## [Required action]
Each line from the beginning of the entries below through the line that includes "## Step 2: A" must be returned exactly as given.

════════════════════
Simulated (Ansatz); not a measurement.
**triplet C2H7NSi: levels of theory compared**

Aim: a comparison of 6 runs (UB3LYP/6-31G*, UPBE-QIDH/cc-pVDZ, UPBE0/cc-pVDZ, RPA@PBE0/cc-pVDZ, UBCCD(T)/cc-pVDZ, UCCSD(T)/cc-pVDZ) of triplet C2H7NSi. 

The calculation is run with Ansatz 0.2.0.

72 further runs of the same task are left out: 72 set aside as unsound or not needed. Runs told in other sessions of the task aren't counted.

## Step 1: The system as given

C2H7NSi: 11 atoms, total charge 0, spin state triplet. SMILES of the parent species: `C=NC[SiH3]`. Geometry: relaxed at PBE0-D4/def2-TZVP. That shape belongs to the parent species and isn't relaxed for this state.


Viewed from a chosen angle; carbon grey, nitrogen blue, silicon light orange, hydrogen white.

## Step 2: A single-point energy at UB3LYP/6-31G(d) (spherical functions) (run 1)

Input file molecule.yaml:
════════════════════

## [Written solution]
Simulated (Ansatz); not a measurement.
**triplet C2H7NSi: levels of theory compared**

Aim: a comparison of 6 runs (UB3LYP/6-31G*, UPBE-QIDH/cc-pVDZ, UPBE0/cc-pVDZ, RPA@PBE0/cc-pVDZ, UBCCD(T)/cc-pVDZ, UCCSD(T)/cc-pVDZ) of triplet C2H7NSi. 

The calculation is run with Ansatz 0.2.0.

72 further runs of the same task are left out: 72 set aside as unsound or not needed. Runs told in other sessions of the task aren't counted.

## Step 1: The system as given

C2H7NSi: 11 atoms, total charge 0, spin state triplet. SMILES of the parent species: `C=NC[SiH3]`. Geometry: relaxed at PBE0-D4/def2-TZVP. That shape belongs to the parent species and isn't relaxed for this state.


Viewed from a chosen angle; carbon grey, nitrogen blue, silicon light orange, hydrogen white.

## Step 2: A single-point energy at UB3LYP/6-31G(d) (spherical functions) (run 1)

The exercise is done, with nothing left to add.